## Task item
Starting with the line that contains "Program: VASP 6.6.1" and stopping after the line that contains "Dipole correction: no", copy the entries below exactly. Include nothing else.

-- Opening Marker --
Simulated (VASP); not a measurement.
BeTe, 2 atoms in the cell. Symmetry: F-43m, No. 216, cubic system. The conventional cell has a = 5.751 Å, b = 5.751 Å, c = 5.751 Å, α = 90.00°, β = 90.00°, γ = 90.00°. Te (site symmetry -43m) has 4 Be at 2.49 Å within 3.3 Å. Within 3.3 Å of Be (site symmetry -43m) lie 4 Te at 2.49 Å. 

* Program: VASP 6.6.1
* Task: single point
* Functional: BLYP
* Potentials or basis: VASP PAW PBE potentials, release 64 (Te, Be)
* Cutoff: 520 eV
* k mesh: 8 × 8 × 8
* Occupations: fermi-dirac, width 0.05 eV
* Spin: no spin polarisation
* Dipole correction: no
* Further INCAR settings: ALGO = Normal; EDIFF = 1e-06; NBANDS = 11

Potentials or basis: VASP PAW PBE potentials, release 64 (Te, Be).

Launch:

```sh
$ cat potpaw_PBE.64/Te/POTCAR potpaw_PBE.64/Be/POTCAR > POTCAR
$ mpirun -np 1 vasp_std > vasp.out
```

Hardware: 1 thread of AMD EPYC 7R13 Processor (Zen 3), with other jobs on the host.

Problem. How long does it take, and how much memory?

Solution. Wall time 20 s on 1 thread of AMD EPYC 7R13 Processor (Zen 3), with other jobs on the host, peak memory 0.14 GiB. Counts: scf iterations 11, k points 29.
-- Closing Marker --

## Answer area
* Program: VASP 6.6.1
* Task: single point
* Functional: BLYP
* Potentials or basis: VASP PAW PBE potentials, release 64 (Te, Be)
* Cutoff: 520 eV
* k mesh: 8 × 8 × 8
* Occupations: fermi-dirac, width 0.05 eV
* Spin: no spin polarisation
* Dipole correction: no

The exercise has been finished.